╭─ PROVIDED MATERIAL
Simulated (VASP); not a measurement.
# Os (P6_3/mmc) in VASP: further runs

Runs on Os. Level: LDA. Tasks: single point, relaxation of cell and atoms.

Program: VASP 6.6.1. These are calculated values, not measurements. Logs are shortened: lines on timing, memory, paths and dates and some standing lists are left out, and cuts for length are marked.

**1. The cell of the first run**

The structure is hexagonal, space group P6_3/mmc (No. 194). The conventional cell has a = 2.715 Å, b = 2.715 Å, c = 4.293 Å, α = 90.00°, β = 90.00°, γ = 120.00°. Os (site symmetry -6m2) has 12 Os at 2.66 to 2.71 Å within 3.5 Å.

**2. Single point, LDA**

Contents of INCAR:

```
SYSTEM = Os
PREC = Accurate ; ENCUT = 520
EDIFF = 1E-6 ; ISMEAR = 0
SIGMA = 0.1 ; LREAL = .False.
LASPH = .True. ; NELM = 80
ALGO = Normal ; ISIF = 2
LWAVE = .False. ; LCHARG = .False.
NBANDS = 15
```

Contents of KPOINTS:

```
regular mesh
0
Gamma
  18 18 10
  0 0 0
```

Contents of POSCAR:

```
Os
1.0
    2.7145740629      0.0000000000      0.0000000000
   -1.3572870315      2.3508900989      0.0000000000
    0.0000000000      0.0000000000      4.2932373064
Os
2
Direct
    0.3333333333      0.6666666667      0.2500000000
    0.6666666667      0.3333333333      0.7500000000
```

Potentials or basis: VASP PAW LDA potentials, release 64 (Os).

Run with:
╰─

▶ WORK TASK
The response must consist of the lines above, from the first one through the line containing "Runs on Os.", reproduced exactly.

▶ EXERCISE RESPONSE
Simulated (VASP); not a measurement.
# Os (P6_3/mmc) in VASP: further runs

Runs on Os. Level: LDA. Tasks: single point, relaxation of cell and atoms.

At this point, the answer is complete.